--------------------------------
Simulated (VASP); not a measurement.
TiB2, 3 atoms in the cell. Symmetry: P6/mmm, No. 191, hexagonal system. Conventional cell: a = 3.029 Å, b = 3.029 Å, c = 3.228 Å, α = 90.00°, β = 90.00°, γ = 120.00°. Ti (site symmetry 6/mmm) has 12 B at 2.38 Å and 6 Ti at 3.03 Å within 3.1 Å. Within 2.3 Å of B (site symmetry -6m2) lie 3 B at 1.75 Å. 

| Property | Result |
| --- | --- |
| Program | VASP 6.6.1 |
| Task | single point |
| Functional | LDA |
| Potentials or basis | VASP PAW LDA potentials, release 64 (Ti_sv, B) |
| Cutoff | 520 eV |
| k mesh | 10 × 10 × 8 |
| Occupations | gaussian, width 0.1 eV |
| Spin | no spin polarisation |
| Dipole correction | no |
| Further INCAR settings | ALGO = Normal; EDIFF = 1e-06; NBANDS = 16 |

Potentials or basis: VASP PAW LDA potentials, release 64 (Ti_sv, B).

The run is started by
--------------------------------

◆ Requirement
Word for word, quote the lines of the material from the first line through the line with "correction | no |", both ends included.

◆ Solution
Simulated (VASP); not a measurement.
TiB2, 3 atoms in the cell. Symmetry: P6/mmm, No. 191, hexagonal system. Conventional cell: a = 3.029 Å, b = 3.029 Å, c = 3.228 Å, α = 90.00°, β = 90.00°, γ = 120.00°. Ti (site symmetry 6/mmm) has 12 B at 2.38 Å and 6 Ti at 3.03 Å within 3.1 Å. Within 2.3 Å of B (site symmetry -6m2) lie 3 B at 1.75 Å. 

| Property | Result |
| --- | --- |
| Program | VASP 6.6.1 |
| Task | single point |
| Functional | LDA |
| Potentials or basis | VASP PAW LDA potentials, release 64 (Ti_sv, B) |
| Cutoff | 520 eV |
| k mesh | 10 × 10 × 8 |
| Occupations | gaussian, width 0.1 eV |
| Spin | no spin polarisation |
| Dipole correction | no |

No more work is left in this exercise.